______
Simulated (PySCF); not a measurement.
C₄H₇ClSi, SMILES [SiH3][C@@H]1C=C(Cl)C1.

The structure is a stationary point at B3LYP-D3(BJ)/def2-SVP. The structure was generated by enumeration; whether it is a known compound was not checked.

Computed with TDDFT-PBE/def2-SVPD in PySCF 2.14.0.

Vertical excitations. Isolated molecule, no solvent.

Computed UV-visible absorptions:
______

**Work instruction**
Copy out only the lines of the records above from the one with "The structure is" through the one with "Vertical excitations. Isolated", exactly as they stand, both included.

**Written reply**
The structure is a stationary point at B3LYP-D3(BJ)/def2-SVP. The structure was generated by enumeration; whether it is a known compound was not checked.

Computed with TDDFT-PBE/def2-SVPD in PySCF 2.14.0.

Vertical excitations. Isolated molecule, no solvent.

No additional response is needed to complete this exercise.